Required action
What you give back must match the data below character for character.

☆ ☆ ☆ ☆

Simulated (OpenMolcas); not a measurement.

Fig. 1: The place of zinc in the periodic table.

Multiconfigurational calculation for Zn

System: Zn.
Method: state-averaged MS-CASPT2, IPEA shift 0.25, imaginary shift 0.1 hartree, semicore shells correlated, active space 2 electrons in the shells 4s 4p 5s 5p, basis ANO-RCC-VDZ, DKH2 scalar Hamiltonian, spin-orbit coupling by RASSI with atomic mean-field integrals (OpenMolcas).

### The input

☆ ☆ ☆ ☆

Answer box
Simulated (OpenMolcas); not a measurement.

Fig. 1: The place of zinc in the periodic table.

Multiconfigurational calculation for Zn

System: Zn.
Method: state-averaged MS-CASPT2, IPEA shift 0.25, imaginary shift 0.1 hartree, semicore shells correlated, active space 2 electrons in the shells 4s 4p 5s 5p, basis ANO-RCC-VDZ, DKH2 scalar Hamiltonian, spin-orbit coupling by RASSI with atomic mean-field integrals (OpenMolcas).

### The input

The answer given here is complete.